*** Begin section ***

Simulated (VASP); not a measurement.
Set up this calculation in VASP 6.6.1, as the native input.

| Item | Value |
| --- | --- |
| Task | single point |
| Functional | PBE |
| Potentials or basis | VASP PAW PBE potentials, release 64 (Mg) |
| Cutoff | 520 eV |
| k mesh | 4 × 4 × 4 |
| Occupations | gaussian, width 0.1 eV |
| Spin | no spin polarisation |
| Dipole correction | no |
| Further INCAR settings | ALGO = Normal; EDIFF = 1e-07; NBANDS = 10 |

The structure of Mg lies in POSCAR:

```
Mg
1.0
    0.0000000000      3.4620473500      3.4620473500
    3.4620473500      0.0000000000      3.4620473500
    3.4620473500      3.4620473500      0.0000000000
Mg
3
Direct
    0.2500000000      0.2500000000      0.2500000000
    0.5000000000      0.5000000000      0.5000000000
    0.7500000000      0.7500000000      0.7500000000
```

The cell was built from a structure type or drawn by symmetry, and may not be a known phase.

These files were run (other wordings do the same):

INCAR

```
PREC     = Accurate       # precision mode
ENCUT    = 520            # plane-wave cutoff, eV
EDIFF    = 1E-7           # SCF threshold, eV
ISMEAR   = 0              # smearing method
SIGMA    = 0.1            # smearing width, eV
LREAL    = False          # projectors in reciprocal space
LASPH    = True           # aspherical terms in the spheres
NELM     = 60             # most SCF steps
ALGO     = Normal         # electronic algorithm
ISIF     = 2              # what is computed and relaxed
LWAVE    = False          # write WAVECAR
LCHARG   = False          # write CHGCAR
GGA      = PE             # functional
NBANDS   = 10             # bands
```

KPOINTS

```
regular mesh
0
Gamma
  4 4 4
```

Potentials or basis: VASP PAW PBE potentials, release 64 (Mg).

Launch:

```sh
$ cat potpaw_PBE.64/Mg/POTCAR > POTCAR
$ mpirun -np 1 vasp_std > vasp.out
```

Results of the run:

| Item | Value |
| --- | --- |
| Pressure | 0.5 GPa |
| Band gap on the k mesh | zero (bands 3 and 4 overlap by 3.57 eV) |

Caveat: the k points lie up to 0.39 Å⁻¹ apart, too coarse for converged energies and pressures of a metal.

*** End section ***

Beginning at the line above that contains "Pressure | 0.5 GPa |", return each line exactly through the line that contains "by 3.57 eV) |", and no others.

| Pressure | 0.5 GPa |
| Band gap on the k mesh | zero (bands 3 and 4 overlap by 3.57 eV) |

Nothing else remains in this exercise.